#### Exercise:
Retype only the lines at the head of the records, first through the one with "waves, PAW |", exactly as written.

(Supplied records)
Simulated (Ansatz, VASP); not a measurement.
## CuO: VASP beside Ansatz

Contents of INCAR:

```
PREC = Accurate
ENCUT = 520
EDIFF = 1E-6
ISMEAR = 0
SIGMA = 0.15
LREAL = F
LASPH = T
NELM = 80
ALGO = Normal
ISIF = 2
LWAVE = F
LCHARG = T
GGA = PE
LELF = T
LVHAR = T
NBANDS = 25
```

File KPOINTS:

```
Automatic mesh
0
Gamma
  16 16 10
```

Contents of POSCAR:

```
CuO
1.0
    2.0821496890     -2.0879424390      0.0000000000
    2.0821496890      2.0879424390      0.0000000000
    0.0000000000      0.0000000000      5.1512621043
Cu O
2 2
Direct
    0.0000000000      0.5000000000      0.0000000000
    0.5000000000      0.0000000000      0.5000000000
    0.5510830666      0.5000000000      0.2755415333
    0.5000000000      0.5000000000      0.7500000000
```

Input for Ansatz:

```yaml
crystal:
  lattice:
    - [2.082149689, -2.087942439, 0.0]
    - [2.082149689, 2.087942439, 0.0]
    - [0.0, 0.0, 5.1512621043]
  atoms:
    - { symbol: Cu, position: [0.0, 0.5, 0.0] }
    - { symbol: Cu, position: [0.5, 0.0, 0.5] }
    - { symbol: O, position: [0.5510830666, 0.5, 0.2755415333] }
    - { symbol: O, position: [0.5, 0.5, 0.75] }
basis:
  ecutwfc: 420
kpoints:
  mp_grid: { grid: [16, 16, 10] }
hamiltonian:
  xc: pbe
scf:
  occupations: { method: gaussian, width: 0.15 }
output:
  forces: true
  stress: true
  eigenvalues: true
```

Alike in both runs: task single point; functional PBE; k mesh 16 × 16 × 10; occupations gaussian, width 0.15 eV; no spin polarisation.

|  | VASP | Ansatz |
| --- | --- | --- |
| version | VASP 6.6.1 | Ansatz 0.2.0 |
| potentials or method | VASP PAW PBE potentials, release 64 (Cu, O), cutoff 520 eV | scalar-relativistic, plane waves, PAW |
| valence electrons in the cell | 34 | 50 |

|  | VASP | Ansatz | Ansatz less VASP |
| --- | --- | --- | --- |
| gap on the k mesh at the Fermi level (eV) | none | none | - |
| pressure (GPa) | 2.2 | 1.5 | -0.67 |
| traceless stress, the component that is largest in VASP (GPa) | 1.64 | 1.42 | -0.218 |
(End Supplied records)

#### Reply:
Simulated (Ansatz, VASP); not a measurement.
## CuO: VASP beside Ansatz

Contents of INCAR:

```
PREC = Accurate
ENCUT = 520
EDIFF = 1E-6
ISMEAR = 0
SIGMA = 0.15
LREAL = F
LASPH = T
NELM = 80
ALGO = Normal
ISIF = 2
LWAVE = F
LCHARG = T
GGA = PE
LELF = T
LVHAR = T
NBANDS = 25
```

File KPOINTS:

```
Automatic mesh
0
Gamma
  16 16 10
```

Contents of POSCAR:

```
CuO
1.0
    2.0821496890     -2.0879424390      0.0000000000
    2.0821496890      2.0879424390      0.0000000000
    0.0000000000      0.0000000000      5.1512621043
Cu O
2 2
Direct
    0.0000000000      0.5000000000      0.0000000000
    0.5000000000      0.0000000000      0.5000000000
    0.5510830666      0.5000000000      0.2755415333
    0.5000000000      0.5000000000      0.7500000000
```

Input for Ansatz:

```yaml
crystal:
  lattice:
    - [2.082149689, -2.087942439, 0.0]
    - [2.082149689, 2.087942439, 0.0]
    - [0.0, 0.0, 5.1512621043]
  atoms:
    - { symbol: Cu, position: [0.0, 0.5, 0.0] }
    - { symbol: Cu, position: [0.5, 0.0, 0.5] }
    - { symbol: O, position: [0.5510830666, 0.5, 0.2755415333] }
    - { symbol: O, position: [0.5, 0.5, 0.75] }
basis:
  ecutwfc: 420
kpoints:
  mp_grid: { grid: [16, 16, 10] }
hamiltonian:
  xc: pbe
scf:
  occupations: { method: gaussian, width: 0.15 }
output:
  forces: true
  stress: true
  eigenvalues: true
```

Alike in both runs: task single point; functional PBE; k mesh 16 × 16 × 10; occupations gaussian, width 0.15 eV; no spin polarisation.

|  | VASP | Ansatz |
| --- | --- | --- |
| version | VASP 6.6.1 | Ansatz 0.2.0 |
| potentials or method | VASP PAW PBE potentials, release 64 (Cu, O), cutoff 520 eV | scalar-relativistic, plane waves, PAW |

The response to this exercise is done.